» **WORK TASK**:
From the entries below, return exactly the lines beginning at the one that contains "The system is KF." and ending at the one that contains "64 (K_sv, F) |", both of them included, and only those lines.

=== Begin Enclosure ===

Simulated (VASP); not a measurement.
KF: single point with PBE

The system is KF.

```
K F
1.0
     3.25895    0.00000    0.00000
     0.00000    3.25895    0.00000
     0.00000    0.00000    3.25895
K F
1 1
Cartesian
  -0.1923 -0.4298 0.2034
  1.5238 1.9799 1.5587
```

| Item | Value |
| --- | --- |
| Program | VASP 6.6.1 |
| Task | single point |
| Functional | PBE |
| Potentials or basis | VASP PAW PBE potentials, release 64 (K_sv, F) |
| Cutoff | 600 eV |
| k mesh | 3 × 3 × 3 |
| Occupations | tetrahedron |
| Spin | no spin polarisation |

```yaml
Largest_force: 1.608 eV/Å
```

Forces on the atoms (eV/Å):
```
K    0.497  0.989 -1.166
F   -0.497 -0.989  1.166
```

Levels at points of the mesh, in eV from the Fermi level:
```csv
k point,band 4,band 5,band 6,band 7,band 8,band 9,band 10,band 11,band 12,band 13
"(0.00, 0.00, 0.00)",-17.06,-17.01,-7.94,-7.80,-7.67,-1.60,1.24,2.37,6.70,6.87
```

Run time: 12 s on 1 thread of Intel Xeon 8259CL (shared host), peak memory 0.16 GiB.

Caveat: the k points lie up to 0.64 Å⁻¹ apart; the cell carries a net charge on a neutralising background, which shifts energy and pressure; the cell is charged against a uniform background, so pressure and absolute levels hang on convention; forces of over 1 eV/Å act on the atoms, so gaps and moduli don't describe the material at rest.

=== End Enclosure ===

» **TASK SOLUTION**:
The system is KF.

```
K F
1.0
     3.25895    0.00000    0.00000
     0.00000    3.25895    0.00000
     0.00000    0.00000    3.25895
K F
1 1
Cartesian
  -0.1923 -0.4298 0.2034
  1.5238 1.9799 1.5587
```

| Item | Value |
| --- | --- |
| Program | VASP 6.6.1 |
| Task | single point |
| Functional | PBE |
| Potentials or basis | VASP PAW PBE potentials, release 64 (K_sv, F) |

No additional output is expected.